SUPPLIED MATERIAL —
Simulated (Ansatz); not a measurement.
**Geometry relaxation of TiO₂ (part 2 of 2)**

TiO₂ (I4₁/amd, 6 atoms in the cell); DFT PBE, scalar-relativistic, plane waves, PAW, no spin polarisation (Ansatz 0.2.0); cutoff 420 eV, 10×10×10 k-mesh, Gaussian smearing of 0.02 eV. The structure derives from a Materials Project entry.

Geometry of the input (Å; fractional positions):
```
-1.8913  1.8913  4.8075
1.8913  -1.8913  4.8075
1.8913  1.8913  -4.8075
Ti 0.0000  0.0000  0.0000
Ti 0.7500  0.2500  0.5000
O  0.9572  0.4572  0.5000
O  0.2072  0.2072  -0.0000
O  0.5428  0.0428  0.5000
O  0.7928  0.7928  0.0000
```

WORK ORDER — Begin at the first line of the records above and restate each line word for word, stopping after the line with "(part 2 of 2)**".

RESULT —
Simulated (Ansatz); not a measurement.
**Geometry relaxation of TiO₂ (part 2 of 2)**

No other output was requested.